*INFORMATION GIVEN*:

--------

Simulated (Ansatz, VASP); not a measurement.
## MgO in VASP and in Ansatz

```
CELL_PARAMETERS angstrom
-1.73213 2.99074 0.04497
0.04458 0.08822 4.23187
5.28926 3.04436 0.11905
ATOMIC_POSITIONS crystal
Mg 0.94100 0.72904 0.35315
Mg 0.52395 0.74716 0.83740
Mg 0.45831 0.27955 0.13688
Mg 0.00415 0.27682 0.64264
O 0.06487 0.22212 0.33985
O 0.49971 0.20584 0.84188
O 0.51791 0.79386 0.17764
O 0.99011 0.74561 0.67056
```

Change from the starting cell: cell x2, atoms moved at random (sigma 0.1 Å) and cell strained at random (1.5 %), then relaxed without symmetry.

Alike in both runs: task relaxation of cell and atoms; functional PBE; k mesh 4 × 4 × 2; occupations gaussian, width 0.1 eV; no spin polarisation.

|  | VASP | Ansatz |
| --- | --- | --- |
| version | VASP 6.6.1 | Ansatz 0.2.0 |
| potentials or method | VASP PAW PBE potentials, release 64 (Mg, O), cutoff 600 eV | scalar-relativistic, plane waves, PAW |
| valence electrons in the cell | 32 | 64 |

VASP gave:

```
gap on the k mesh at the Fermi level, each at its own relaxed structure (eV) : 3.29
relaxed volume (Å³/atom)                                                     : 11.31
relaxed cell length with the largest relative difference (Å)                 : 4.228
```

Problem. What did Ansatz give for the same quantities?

--------

*WORK REQUEST*: Look above for the line containing "Alike in both". Output from there through the line containing "waves, PAW |", exactly and inclusively.

*EXERCISE OUTPUT*:
Alike in both runs: task relaxation of cell and atoms; functional PBE; k mesh 4 × 4 × 2; occupations gaussian, width 0.1 eV; no spin polarisation.

|  | VASP | Ansatz |
| --- | --- | --- |
| version | VASP 6.6.1 | Ansatz 0.2.0 |
| potentials or method | VASP PAW PBE potentials, release 64 (Mg, O), cutoff 600 eV | scalar-relativistic, plane waves, PAW |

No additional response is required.